## PROVIDED DATA
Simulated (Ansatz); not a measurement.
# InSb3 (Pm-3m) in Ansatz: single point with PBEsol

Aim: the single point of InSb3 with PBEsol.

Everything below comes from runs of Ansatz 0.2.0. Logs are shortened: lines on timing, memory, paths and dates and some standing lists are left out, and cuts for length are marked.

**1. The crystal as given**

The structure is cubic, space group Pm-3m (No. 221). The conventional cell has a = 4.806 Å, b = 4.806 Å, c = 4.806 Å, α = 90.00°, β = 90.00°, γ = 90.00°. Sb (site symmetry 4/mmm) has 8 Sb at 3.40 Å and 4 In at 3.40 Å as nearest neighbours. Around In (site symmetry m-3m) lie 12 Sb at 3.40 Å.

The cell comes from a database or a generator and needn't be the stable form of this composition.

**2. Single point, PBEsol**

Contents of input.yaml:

## EXERCISE
Please restate the preceding entries word for word.

## RESULT
Simulated (Ansatz); not a measurement.
# InSb3 (Pm-3m) in Ansatz: single point with PBEsol

Aim: the single point of InSb3 with PBEsol.

Everything below comes from runs of Ansatz 0.2.0. Logs are shortened: lines on timing, memory, paths and dates and some standing lists are left out, and cuts for length are marked.

**1. The crystal as given**

The structure is cubic, space group Pm-3m (No. 221). The conventional cell has a = 4.806 Å, b = 4.806 Å, c = 4.806 Å, α = 90.00°, β = 90.00°, γ = 90.00°. Sb (site symmetry 4/mmm) has 8 Sb at 3.40 Å and 4 In at 3.40 Å as nearest neighbours. Around In (site symmetry m-3m) lie 12 Sb at 3.40 Å.

The cell comes from a database or a generator and needn't be the stable form of this composition.

**2. Single point, PBEsol**

Contents of input.yaml:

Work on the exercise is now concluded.